__Work request__
For this exercise, reproduce the entries below exactly, but only from the line containing "# TlSe3F (built" through the line containing "The structure was", both included.

Recorded information Block Start

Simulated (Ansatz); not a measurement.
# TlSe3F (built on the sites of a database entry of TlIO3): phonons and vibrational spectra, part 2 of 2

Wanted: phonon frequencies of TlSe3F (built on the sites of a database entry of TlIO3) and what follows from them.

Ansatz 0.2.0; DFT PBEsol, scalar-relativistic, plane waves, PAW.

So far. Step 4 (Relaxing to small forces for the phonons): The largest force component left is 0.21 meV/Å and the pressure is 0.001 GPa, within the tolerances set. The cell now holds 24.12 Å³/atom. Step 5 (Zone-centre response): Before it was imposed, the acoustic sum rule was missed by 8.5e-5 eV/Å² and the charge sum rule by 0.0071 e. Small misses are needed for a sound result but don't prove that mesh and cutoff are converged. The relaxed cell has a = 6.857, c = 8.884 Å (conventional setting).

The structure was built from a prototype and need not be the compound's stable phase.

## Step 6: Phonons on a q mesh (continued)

Recorded information Block End

__Response box__
# TlSe3F (built on the sites of a database entry of TlIO3): phonons and vibrational spectra, part 2 of 2

Wanted: phonon frequencies of TlSe3F (built on the sites of a database entry of TlIO3) and what follows from them.

Ansatz 0.2.0; DFT PBEsol, scalar-relativistic, plane waves, PAW.

So far. Step 4 (Relaxing to small forces for the phonons): The largest force component left is 0.21 meV/Å and the pressure is 0.001 GPa, within the tolerances set. The cell now holds 24.12 Å³/atom. Step 5 (Zone-centre response): Before it was imposed, the acoustic sum rule was missed by 8.5e-5 eV/Å² and the charge sum rule by 0.0071 e. Small misses are needed for a sound result but don't prove that mesh and cutoff are converged. The relaxed cell has a = 6.857, c = 8.884 Å (conventional setting).

The structure was built from a prototype and need not be the compound's stable phase.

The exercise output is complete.